Entries shown section start
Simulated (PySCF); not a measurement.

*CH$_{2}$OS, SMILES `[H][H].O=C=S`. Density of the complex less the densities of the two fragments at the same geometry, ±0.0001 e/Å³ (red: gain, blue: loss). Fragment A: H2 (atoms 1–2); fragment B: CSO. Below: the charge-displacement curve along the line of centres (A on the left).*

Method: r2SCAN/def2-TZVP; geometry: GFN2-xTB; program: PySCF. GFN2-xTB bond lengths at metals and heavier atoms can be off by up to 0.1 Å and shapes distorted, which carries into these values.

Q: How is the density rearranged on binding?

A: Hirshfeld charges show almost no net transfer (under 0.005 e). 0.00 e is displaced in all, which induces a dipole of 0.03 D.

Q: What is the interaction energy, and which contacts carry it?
Entries shown section end

Work task: All the records above need to be printed exactly.

Exercise output:
Simulated (PySCF); not a measurement.

*CH$_{2}$OS, SMILES `[H][H].O=C=S`. Density of the complex less the densities of the two fragments at the same geometry, ±0.0001 e/Å³ (red: gain, blue: loss). Fragment A: H2 (atoms 1–2); fragment B: CSO. Below: the charge-displacement curve along the line of centres (A on the left).*

Method: r2SCAN/def2-TZVP; geometry: GFN2-xTB; program: PySCF. GFN2-xTB bond lengths at metals and heavier atoms can be off by up to 0.1 Å and shapes distorted, which carries into these values.

Q: How is the density rearranged on binding?

A: Hirshfeld charges show almost no net transfer (under 0.005 e). 0.00 e is displaced in all, which induces a dipole of 0.03 D.

Q: What is the interaction energy, and which contacts carry it?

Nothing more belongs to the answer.